• • • •

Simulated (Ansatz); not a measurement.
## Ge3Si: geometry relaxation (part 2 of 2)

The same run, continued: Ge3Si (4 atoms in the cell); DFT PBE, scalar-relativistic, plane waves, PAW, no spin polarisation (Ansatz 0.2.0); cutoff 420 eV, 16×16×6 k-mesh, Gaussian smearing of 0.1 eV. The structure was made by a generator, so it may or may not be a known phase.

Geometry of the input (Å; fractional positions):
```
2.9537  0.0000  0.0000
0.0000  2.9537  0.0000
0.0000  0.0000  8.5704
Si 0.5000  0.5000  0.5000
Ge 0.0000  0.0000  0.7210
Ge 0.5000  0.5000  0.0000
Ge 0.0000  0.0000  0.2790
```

• • • •

## Work order
Retype the whole of the material word for word.

## Your response
Simulated (Ansatz); not a measurement.
## Ge3Si: geometry relaxation (part 2 of 2)

The same run, continued: Ge3Si (4 atoms in the cell); DFT PBE, scalar-relativistic, plane waves, PAW, no spin polarisation (Ansatz 0.2.0); cutoff 420 eV, 16×16×6 k-mesh, Gaussian smearing of 0.1 eV. The structure was made by a generator, so it may or may not be a known phase.

Geometry of the input (Å; fractional positions):
```
2.9537  0.0000  0.0000
0.0000  2.9537  0.0000
0.0000  0.0000  8.5704
Si 0.5000  0.5000  0.5000
Ge 0.0000  0.0000  0.7210
Ge 0.5000  0.5000  0.0000
Ge 0.0000  0.0000  0.2790
```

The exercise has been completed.